• ACTION ITEM: Repeat precisely the span of lines below that opens with the line containing "point with PBE**" and closes with the line containing "It took 9.4", both included.

── ENTRIES SUPPLIED

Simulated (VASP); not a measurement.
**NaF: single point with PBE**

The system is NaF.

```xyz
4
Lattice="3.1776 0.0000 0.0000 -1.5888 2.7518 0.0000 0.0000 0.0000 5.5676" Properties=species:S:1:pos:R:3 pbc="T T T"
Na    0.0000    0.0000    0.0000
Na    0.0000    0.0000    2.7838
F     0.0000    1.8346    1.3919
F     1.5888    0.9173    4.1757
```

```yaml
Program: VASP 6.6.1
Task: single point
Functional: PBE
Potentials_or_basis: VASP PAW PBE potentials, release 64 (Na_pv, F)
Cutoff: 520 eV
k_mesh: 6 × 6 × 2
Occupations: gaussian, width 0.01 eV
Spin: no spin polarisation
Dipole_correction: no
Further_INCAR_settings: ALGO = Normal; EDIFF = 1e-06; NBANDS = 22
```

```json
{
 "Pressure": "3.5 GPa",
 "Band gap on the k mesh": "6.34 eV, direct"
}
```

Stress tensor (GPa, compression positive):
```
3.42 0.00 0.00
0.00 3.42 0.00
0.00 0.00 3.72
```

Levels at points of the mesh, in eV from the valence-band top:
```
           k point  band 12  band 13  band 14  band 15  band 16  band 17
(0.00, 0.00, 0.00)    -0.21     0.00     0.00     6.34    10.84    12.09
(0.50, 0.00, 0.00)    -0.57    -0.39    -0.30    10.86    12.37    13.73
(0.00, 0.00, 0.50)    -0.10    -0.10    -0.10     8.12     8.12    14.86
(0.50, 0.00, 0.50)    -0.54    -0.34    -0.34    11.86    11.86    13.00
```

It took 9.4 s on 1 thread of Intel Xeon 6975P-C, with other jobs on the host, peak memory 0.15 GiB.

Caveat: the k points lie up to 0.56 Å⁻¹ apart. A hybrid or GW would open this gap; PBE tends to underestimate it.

────

• RESULT:
**NaF: single point with PBE**

The system is NaF.

```xyz
4
Lattice="3.1776 0.0000 0.0000 -1.5888 2.7518 0.0000 0.0000 0.0000 5.5676" Properties=species:S:1:pos:R:3 pbc="T T T"
Na    0.0000    0.0000    0.0000
Na    0.0000    0.0000    2.7838
F     0.0000    1.8346    1.3919
F     1.5888    0.9173    4.1757
```

```yaml
Program: VASP 6.6.1
Task: single point
Functional: PBE
Potentials_or_basis: VASP PAW PBE potentials, release 64 (Na_pv, F)
Cutoff: 520 eV
k_mesh: 6 × 6 × 2
Occupations: gaussian, width 0.01 eV
Spin: no spin polarisation
Dipole_correction: no
Further_INCAR_settings: ALGO = Normal; EDIFF = 1e-06; NBANDS = 22
```

```json
{
 "Pressure": "3.5 GPa",
 "Band gap on the k mesh": "6.34 eV, direct"
}
```

Stress tensor (GPa, compression positive):
```
3.42 0.00 0.00
0.00 3.42 0.00
0.00 0.00 3.72
```

Levels at points of the mesh, in eV from the valence-band top:
```
           k point  band 12  band 13  band 14  band 15  band 16  band 17
(0.00, 0.00, 0.00)    -0.21     0.00     0.00     6.34    10.84    12.09
(0.50, 0.00, 0.00)    -0.57    -0.39    -0.30    10.86    12.37    13.73
(0.00, 0.00, 0.50)    -0.10    -0.10    -0.10     8.12     8.12    14.86
(0.50, 0.00, 0.50)    -0.54    -0.34    -0.34    11.86    11.86    13.00
```

It took 9.4 s on 1 thread of Intel Xeon 6975P-C, with other jobs on the host, peak memory 0.15 GiB.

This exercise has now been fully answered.